------------------------

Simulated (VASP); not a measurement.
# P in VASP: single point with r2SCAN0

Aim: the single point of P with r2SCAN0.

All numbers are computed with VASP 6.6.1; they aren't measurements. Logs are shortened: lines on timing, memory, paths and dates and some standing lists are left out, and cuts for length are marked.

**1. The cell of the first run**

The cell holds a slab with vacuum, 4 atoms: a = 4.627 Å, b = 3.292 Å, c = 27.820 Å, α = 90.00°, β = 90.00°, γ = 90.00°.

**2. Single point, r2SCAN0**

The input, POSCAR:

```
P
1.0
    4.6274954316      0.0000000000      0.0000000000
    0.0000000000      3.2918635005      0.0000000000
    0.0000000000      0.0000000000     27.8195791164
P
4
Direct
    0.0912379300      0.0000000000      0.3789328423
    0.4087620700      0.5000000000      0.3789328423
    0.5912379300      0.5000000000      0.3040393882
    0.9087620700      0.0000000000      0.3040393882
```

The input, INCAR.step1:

------------------------

- **Activity**
Reproduce the entries above exactly.

- **Task result**
Simulated (VASP); not a measurement.
# P in VASP: single point with r2SCAN0

Aim: the single point of P with r2SCAN0.

All numbers are computed with VASP 6.6.1; they aren't measurements. Logs are shortened: lines on timing, memory, paths and dates and some standing lists are left out, and cuts for length are marked.

**1. The cell of the first run**

The cell holds a slab with vacuum, 4 atoms: a = 4.627 Å, b = 3.292 Å, c = 27.820 Å, α = 90.00°, β = 90.00°, γ = 90.00°.

**2. Single point, r2SCAN0**

The input, POSCAR:

```
P
1.0
    4.6274954316      0.0000000000      0.0000000000
    0.0000000000      3.2918635005      0.0000000000
    0.0000000000      0.0000000000     27.8195791164
P
4
Direct
    0.0912379300      0.0000000000      0.3789328423
    0.4087620700      0.5000000000      0.3789328423
    0.5912379300      0.5000000000      0.3040393882
    0.9087620700      0.0000000000      0.3040393882
```

The input, INCAR.step1:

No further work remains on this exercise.